Exercise:
Could you reproduce the lines below from the one with "The run is started by" through the one with "how much memory?"? Keep both ends and add nothing.

□ □ □ □

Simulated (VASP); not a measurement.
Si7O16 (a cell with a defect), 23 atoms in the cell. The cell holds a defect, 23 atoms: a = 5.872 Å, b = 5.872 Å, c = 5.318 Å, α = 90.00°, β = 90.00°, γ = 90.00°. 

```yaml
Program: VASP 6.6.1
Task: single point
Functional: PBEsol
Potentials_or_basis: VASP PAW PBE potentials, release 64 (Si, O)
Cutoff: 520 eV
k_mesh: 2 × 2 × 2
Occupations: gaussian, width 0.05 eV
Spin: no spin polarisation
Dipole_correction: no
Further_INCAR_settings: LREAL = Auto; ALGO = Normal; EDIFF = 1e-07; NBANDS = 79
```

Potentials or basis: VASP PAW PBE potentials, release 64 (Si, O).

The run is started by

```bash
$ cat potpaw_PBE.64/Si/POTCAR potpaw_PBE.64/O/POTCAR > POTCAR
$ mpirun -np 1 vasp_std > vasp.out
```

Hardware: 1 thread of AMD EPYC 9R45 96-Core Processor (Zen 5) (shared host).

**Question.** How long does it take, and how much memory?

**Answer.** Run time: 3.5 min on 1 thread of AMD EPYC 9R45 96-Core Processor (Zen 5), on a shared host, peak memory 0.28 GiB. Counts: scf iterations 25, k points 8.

□ □ □ □

Reply:
The run is started by

```bash
$ cat potpaw_PBE.64/Si/POTCAR potpaw_PBE.64/O/POTCAR > POTCAR
$ mpirun -np 1 vasp_std > vasp.out
```

Hardware: 1 thread of AMD EPYC 9R45 96-Core Processor (Zen 5) (shared host).

**Question.** How long does it take, and how much memory?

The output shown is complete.